§ **Task item**
Up to and including the line with "a | 5.425 Å |", please reproduce the lines below exactly, beginning with the first.

§ **Available data**
┄┄┄┄┄┄┄┄┄┄┄┄┄┄┄┄┄┄┄┄
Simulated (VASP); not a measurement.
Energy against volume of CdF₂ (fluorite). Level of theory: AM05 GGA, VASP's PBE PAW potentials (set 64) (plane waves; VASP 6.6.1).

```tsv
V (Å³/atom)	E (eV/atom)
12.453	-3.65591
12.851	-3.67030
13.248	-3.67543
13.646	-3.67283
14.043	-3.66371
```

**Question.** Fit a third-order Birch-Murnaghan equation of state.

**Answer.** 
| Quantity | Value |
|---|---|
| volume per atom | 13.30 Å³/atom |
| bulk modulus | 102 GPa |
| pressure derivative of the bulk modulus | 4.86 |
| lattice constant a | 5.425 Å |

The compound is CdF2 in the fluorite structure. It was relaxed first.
┄┄┄┄┄┄┄┄┄┄┄┄┄┄┄┄┄┄┄┄

§ **Response**
Simulated (VASP); not a measurement.
Energy against volume of CdF₂ (fluorite). Level of theory: AM05 GGA, VASP's PBE PAW potentials (set 64) (plane waves; VASP 6.6.1).

```tsv
V (Å³/atom)	E (eV/atom)
12.453	-3.65591
12.851	-3.67030
13.248	-3.67543
13.646	-3.67283
14.043	-3.66371
```

**Question.** Fit a third-order Birch-Murnaghan equation of state.

**Answer.** 
| Quantity | Value |
|---|---|
| volume per atom | 13.30 Å³/atom |
| bulk modulus | 102 GPa |
| pressure derivative of the bulk modulus | 4.86 |
| lattice constant a | 5.425 Å |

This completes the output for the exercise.